---- Data extract

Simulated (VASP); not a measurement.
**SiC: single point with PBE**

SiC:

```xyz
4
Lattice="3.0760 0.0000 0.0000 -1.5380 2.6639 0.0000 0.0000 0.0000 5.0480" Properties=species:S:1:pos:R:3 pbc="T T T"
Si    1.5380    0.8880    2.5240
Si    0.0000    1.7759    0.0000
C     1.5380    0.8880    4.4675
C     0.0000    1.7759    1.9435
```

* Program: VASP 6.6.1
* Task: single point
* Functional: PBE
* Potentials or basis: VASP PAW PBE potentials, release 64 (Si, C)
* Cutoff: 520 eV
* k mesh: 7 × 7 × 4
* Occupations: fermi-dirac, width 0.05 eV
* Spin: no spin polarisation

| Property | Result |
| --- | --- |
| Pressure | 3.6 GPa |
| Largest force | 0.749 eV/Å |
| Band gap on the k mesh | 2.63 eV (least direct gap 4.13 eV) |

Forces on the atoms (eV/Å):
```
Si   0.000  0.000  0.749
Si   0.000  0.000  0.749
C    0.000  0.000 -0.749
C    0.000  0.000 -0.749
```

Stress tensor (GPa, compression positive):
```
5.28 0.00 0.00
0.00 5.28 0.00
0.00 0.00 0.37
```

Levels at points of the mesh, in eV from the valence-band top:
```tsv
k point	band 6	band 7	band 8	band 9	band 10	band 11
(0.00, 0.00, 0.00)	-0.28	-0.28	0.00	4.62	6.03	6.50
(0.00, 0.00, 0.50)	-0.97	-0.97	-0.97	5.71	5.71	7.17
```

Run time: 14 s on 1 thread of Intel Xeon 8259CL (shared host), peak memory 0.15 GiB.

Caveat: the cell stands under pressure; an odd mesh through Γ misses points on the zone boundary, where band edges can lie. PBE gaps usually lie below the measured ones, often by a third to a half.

--------

Action item ▸ I'd like the lines above from the one with "Stress tensor (GPa, compression" up to and including the one with "Run time: 14" copied exactly, with no other lines.

Written response ▸
Stress tensor (GPa, compression positive):
```
5.28 0.00 0.00
0.00 5.28 0.00
0.00 0.00 0.37
```

Levels at points of the mesh, in eV from the valence-band top:
```tsv
k point	band 6	band 7	band 8	band 9	band 10	band 11
(0.00, 0.00, 0.00)	-0.28	-0.28	0.00	4.62	6.03	6.50
(0.00, 0.00, 0.50)	-0.97	-0.97	-0.97	5.71	5.71	7.17
```

Run time: 14 s on 1 thread of Intel Xeon 8259CL (shared host), peak memory 0.15 GiB.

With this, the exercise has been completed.